» PROVIDED MATERIAL:
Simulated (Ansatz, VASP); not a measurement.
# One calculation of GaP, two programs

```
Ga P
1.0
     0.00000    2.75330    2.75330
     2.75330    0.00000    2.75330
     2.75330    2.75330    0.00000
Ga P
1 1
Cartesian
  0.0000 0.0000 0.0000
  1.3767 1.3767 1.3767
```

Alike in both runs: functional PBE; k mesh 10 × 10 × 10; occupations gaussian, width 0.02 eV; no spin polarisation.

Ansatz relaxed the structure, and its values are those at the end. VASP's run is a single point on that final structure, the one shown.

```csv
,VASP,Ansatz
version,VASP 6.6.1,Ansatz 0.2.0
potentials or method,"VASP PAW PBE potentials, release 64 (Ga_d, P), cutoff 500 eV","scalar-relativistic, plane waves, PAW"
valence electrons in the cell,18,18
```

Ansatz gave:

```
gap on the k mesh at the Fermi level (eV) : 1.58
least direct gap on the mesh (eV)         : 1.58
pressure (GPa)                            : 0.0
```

» BRIEF:
Output the data above without altering a line.

» YOUR RESPONSE:
Simulated (Ansatz, VASP); not a measurement.
# One calculation of GaP, two programs

```
Ga P
1.0
     0.00000    2.75330    2.75330
     2.75330    0.00000    2.75330
     2.75330    2.75330    0.00000
Ga P
1 1
Cartesian
  0.0000 0.0000 0.0000
  1.3767 1.3767 1.3767
```

Alike in both runs: functional PBE; k mesh 10 × 10 × 10; occupations gaussian, width 0.02 eV; no spin polarisation.

Ansatz relaxed the structure, and its values are those at the end. VASP's run is a single point on that final structure, the one shown.

```csv
,VASP,Ansatz
version,VASP 6.6.1,Ansatz 0.2.0
potentials or method,"VASP PAW PBE potentials, release 64 (Ga_d, P), cutoff 500 eV","scalar-relativistic, plane waves, PAW"
valence electrons in the cell,18,18
```

Ansatz gave:

```
gap on the k mesh at the Fermi level (eV) : 1.58
least direct gap on the mesh (eV)         : 1.58
pressure (GPa)                            : 0.0
```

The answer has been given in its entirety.